Data shown:
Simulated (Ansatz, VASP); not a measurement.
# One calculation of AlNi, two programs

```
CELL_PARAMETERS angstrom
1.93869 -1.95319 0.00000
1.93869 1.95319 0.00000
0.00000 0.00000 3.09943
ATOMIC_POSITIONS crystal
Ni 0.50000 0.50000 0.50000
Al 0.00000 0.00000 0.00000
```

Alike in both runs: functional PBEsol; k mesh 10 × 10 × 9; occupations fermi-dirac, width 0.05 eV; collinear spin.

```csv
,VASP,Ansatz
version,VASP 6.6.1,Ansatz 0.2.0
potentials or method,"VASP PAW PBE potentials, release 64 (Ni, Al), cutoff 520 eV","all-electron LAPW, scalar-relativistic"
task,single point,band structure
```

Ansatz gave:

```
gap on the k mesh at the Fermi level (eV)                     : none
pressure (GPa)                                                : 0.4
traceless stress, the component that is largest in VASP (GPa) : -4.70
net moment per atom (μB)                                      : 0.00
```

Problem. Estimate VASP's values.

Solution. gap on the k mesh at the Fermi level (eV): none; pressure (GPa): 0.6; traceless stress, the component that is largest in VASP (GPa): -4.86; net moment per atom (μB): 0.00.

Work item:
Reproduce the entries above in full and exactly.

Exercise solution:
Simulated (Ansatz, VASP); not a measurement.
# One calculation of AlNi, two programs

```
CELL_PARAMETERS angstrom
1.93869 -1.95319 0.00000
1.93869 1.95319 0.00000
0.00000 0.00000 3.09943
ATOMIC_POSITIONS crystal
Ni 0.50000 0.50000 0.50000
Al 0.00000 0.00000 0.00000
```

Alike in both runs: functional PBEsol; k mesh 10 × 10 × 9; occupations fermi-dirac, width 0.05 eV; collinear spin.

```csv
,VASP,Ansatz
version,VASP 6.6.1,Ansatz 0.2.0
potentials or method,"VASP PAW PBE potentials, release 64 (Ni, Al), cutoff 520 eV","all-electron LAPW, scalar-relativistic"
task,single point,band structure
```

Ansatz gave:

```
gap on the k mesh at the Fermi level (eV)                     : none
pressure (GPa)                                                : 0.4
traceless stress, the component that is largest in VASP (GPa) : -4.70
net moment per atom (μB)                                      : 0.00
```

Problem. Estimate VASP's values.

Solution. gap on the k mesh at the Fermi level (eV): none; pressure (GPa): 0.6; traceless stress, the component that is largest in VASP (GPa): -4.86; net moment per atom (μB): 0.00.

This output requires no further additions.